Records supplied:
□ □ □ □
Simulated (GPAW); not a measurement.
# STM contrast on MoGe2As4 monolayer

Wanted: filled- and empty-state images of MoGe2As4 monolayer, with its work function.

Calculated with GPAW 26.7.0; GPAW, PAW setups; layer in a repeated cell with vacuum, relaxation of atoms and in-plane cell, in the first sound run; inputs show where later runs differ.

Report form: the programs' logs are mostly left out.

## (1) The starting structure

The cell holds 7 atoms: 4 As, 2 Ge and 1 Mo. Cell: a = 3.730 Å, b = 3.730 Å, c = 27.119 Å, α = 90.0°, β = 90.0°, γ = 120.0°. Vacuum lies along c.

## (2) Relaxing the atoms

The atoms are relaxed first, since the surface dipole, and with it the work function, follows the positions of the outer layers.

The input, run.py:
□ □ □ □

Work instruction: Each line from the start of the listing above through the line containing "The atoms are" must be reproduced exactly. Leave out the rest.

Worked solution:
Simulated (GPAW); not a measurement.
# STM contrast on MoGe2As4 monolayer

Wanted: filled- and empty-state images of MoGe2As4 monolayer, with its work function.

Calculated with GPAW 26.7.0; GPAW, PAW setups; layer in a repeated cell with vacuum, relaxation of atoms and in-plane cell, in the first sound run; inputs show where later runs differ.

Report form: the programs' logs are mostly left out.

## (1) The starting structure

The cell holds 7 atoms: 4 As, 2 Ge and 1 Mo. Cell: a = 3.730 Å, b = 3.730 Å, c = 27.119 Å, α = 90.0°, β = 90.0°, γ = 120.0°. Vacuum lies along c.

## (2) Relaxing the atoms

The atoms are relaxed first, since the surface dipole, and with it the work function, follows the positions of the outer layers.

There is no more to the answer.